> _Assigned task_
The data below is to be set down exactly.

___ Data provided

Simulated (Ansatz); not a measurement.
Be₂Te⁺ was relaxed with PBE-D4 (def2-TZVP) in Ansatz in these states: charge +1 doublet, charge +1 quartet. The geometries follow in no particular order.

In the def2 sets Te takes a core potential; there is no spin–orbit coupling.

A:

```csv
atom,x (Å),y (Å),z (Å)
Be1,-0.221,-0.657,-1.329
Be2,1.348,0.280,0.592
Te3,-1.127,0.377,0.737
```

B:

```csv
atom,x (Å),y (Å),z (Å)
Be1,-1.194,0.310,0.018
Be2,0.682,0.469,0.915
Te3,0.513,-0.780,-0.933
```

______

> _Task result_
Simulated (Ansatz); not a measurement.
Be₂Te⁺ was relaxed with PBE-D4 (def2-TZVP) in Ansatz in these states: charge +1 doublet, charge +1 quartet. The geometries follow in no particular order.

In the def2 sets Te takes a core potential; there is no spin–orbit coupling.

A:

```csv
atom,x (Å),y (Å),z (Å)
Be1,-0.221,-0.657,-1.329
Be2,1.348,0.280,0.592
Te3,-1.127,0.377,0.737
```

B:

```csv
atom,x (Å),y (Å),z (Å)
Be1,-1.194,0.310,0.018
Be2,0.682,0.469,0.915
Te3,0.513,-0.780,-0.933
```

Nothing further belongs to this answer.